Given data>
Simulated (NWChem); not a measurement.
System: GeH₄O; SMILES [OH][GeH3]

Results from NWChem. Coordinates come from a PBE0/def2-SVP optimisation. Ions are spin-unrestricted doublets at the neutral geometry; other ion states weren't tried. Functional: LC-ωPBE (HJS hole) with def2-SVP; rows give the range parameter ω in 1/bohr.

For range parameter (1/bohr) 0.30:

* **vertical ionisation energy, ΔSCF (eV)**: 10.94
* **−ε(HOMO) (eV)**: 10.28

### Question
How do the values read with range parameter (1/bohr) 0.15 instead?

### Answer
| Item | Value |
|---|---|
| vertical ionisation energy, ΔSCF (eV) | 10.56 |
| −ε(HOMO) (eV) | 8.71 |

Requirement>
Return the opening line of the data and every line after it through the line containing "(eV) | 10.56 |", please, exactly as written and with nothing added.

Response box>
Simulated (NWChem); not a measurement.
System: GeH₄O; SMILES [OH][GeH3]

Results from NWChem. Coordinates come from a PBE0/def2-SVP optimisation. Ions are spin-unrestricted doublets at the neutral geometry; other ion states weren't tried. Functional: LC-ωPBE (HJS hole) with def2-SVP; rows give the range parameter ω in 1/bohr.

For range parameter (1/bohr) 0.30:

* **vertical ionisation energy, ΔSCF (eV)**: 10.94
* **−ε(HOMO) (eV)**: 10.28

### Question
How do the values read with range parameter (1/bohr) 0.15 instead?

### Answer
| Item | Value |
|---|---|
| vertical ionisation energy, ΔSCF (eV) | 10.56 |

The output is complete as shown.